- Opening Delimiter -

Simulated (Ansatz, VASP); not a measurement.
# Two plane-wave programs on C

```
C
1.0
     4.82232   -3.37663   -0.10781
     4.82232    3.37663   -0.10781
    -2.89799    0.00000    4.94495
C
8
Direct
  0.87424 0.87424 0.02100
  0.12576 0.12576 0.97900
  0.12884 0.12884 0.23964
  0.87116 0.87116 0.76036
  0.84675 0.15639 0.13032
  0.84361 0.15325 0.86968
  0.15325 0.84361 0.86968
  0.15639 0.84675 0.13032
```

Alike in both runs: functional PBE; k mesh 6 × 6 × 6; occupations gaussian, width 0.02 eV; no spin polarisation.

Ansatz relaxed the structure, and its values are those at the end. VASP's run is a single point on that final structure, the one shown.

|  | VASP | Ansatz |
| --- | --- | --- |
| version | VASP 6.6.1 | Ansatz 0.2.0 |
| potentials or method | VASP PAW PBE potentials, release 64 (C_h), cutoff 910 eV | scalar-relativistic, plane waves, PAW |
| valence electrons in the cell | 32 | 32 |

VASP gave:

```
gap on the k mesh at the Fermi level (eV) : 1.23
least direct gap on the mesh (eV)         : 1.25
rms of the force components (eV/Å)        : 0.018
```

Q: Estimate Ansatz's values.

- Closing Delimiter -

BRIEF:
Reply with every line of the material above, unaltered.

WORKED SOLUTION:
Simulated (Ansatz, VASP); not a measurement.
# Two plane-wave programs on C

```
C
1.0
     4.82232   -3.37663   -0.10781
     4.82232    3.37663   -0.10781
    -2.89799    0.00000    4.94495
C
8
Direct
  0.87424 0.87424 0.02100
  0.12576 0.12576 0.97900
  0.12884 0.12884 0.23964
  0.87116 0.87116 0.76036
  0.84675 0.15639 0.13032
  0.84361 0.15325 0.86968
  0.15325 0.84361 0.86968
  0.15639 0.84675 0.13032
```

Alike in both runs: functional PBE; k mesh 6 × 6 × 6; occupations gaussian, width 0.02 eV; no spin polarisation.

Ansatz relaxed the structure, and its values are those at the end. VASP's run is a single point on that final structure, the one shown.

|  | VASP | Ansatz |
| --- | --- | --- |
| version | VASP 6.6.1 | Ansatz 0.2.0 |
| potentials or method | VASP PAW PBE potentials, release 64 (C_h), cutoff 910 eV | scalar-relativistic, plane waves, PAW |
| valence electrons in the cell | 32 | 32 |

VASP gave:

```
gap on the k mesh at the Fermi level (eV) : 1.23
least direct gap on the mesh (eV)         : 1.25
rms of the force components (eV/Å)        : 0.018
```

Q: Estimate Ansatz's values.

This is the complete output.